__Assignment__. Up to and including the line with "Keys: zs atomic", reproduce the listing below exactly, beginning at its first line.

Segment Open

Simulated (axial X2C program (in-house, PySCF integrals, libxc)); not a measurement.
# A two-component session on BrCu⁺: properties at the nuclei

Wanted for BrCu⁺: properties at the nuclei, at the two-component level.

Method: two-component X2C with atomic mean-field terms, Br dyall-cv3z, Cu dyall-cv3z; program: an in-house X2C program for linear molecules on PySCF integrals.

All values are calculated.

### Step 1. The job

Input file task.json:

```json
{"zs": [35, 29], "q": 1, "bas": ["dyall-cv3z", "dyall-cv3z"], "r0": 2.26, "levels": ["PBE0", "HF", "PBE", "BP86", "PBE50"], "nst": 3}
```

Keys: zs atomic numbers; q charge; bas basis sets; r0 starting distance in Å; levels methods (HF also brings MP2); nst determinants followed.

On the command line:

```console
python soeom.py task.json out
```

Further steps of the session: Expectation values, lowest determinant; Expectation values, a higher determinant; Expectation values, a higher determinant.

Segment Closed

__Exercise answer__.
Simulated (axial X2C program (in-house, PySCF integrals, libxc)); not a measurement.
# A two-component session on BrCu⁺: properties at the nuclei

Wanted for BrCu⁺: properties at the nuclei, at the two-component level.

Method: two-component X2C with atomic mean-field terms, Br dyall-cv3z, Cu dyall-cv3z; program: an in-house X2C program for linear molecules on PySCF integrals.

All values are calculated.

### Step 1. The job

Input file task.json:

```json
{"zs": [35, 29], "q": 1, "bas": ["dyall-cv3z", "dyall-cv3z"], "r0": 2.26, "levels": ["PBE0", "HF", "PBE", "BP86", "PBE50"], "nst": 3}
```

Keys: zs atomic numbers; q charge; bas basis sets; r0 starting distance in Å; levels methods (HF also brings MP2); nst determinants followed.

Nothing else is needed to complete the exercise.